========
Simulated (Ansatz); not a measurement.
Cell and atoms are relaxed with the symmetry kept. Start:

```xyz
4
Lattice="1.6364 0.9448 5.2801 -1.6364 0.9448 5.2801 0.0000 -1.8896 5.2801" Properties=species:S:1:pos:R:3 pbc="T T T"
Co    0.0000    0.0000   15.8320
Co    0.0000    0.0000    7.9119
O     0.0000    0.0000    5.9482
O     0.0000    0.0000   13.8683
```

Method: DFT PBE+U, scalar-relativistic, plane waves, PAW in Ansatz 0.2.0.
========

- Work item
Your answer must be the full listing, copied exactly.

- Worked solution
Simulated (Ansatz); not a measurement.
Cell and atoms are relaxed with the symmetry kept. Start:

```xyz
4
Lattice="1.6364 0.9448 5.2801 -1.6364 0.9448 5.2801 0.0000 -1.8896 5.2801" Properties=species:S:1:pos:R:3 pbc="T T T"
Co    0.0000    0.0000   15.8320
Co    0.0000    0.0000    7.9119
O     0.0000    0.0000    5.9482
O     0.0000    0.0000   13.8683
```

Method: DFT PBE+U, scalar-relativistic, plane waves, PAW in Ansatz 0.2.0.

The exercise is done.